-- Opening Marker --
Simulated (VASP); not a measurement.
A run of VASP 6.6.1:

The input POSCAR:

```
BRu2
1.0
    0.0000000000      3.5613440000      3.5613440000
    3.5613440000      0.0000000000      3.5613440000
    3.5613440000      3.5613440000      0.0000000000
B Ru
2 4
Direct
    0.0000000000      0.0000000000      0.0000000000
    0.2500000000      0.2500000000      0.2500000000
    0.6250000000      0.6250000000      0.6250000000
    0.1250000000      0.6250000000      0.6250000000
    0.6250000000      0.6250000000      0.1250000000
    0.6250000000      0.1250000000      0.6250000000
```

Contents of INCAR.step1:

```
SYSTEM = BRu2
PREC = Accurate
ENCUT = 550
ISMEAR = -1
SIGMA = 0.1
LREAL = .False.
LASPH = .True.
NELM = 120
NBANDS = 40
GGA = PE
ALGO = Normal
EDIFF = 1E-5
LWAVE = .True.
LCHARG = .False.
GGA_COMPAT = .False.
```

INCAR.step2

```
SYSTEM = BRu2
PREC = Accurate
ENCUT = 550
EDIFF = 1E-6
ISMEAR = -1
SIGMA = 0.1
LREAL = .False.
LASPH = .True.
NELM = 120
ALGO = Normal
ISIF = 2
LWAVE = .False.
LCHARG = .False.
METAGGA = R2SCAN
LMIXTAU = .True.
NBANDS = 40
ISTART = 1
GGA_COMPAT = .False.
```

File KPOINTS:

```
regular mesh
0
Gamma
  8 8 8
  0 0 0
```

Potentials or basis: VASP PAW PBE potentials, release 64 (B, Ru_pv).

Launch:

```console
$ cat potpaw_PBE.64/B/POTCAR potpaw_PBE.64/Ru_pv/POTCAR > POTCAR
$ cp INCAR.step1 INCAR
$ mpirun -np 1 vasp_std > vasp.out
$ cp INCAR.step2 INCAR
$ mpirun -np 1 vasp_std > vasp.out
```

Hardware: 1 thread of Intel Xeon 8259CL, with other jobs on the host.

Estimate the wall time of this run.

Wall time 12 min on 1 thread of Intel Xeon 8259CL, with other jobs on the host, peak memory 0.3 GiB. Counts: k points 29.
-- Closing Marker --

» Action item
Beginning with the line containing "Potentials or basis: VASP" in the material above, copy every line exactly until you have copied the line containing "Estimate the wall time of this run.".

» Response
Potentials or basis: VASP PAW PBE potentials, release 64 (B, Ru_pv).

Launch:

```console
$ cat potpaw_PBE.64/B/POTCAR potpaw_PBE.64/Ru_pv/POTCAR > POTCAR
$ cp INCAR.step1 INCAR
$ mpirun -np 1 vasp_std > vasp.out
$ cp INCAR.step2 INCAR
$ mpirun -np 1 vasp_std > vasp.out
```

Hardware: 1 thread of Intel Xeon 8259CL, with other jobs on the host.

Estimate the wall time of this run.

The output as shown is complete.